### Extracted data

•••

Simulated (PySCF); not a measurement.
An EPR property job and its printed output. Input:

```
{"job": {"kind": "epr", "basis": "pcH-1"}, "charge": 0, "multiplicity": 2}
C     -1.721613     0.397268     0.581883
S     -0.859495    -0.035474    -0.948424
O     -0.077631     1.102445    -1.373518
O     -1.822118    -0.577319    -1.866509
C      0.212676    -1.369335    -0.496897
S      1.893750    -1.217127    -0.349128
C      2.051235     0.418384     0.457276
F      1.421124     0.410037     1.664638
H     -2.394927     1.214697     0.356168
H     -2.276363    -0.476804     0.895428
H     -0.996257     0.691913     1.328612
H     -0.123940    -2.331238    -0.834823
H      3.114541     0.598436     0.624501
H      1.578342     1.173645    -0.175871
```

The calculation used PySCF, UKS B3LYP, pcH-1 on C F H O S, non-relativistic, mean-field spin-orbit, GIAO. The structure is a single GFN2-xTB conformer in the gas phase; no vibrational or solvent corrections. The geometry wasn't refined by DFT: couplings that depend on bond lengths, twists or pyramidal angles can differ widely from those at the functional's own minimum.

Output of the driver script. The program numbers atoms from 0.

•••

### Action item
Copy out the whole listing exactly as written.

### Written response
Simulated (PySCF); not a measurement.
An EPR property job and its printed output. Input:

```
{"job": {"kind": "epr", "basis": "pcH-1"}, "charge": 0, "multiplicity": 2}
C     -1.721613     0.397268     0.581883
S     -0.859495    -0.035474    -0.948424
O     -0.077631     1.102445    -1.373518
O     -1.822118    -0.577319    -1.866509
C      0.212676    -1.369335    -0.496897
S      1.893750    -1.217127    -0.349128
C      2.051235     0.418384     0.457276
F      1.421124     0.410037     1.664638
H     -2.394927     1.214697     0.356168
H     -2.276363    -0.476804     0.895428
H     -0.996257     0.691913     1.328612
H     -0.123940    -2.331238    -0.834823
H      3.114541     0.598436     0.624501
H      1.578342     1.173645    -0.175871
```

The calculation used PySCF, UKS B3LYP, pcH-1 on C F H O S, non-relativistic, mean-field spin-orbit, GIAO. The structure is a single GFN2-xTB conformer in the gas phase; no vibrational or solvent corrections. The geometry wasn't refined by DFT: couplings that depend on bond lengths, twists or pyramidal angles can differ widely from those at the functional's own minimum.

Output of the driver script. The program numbers atoms from 0.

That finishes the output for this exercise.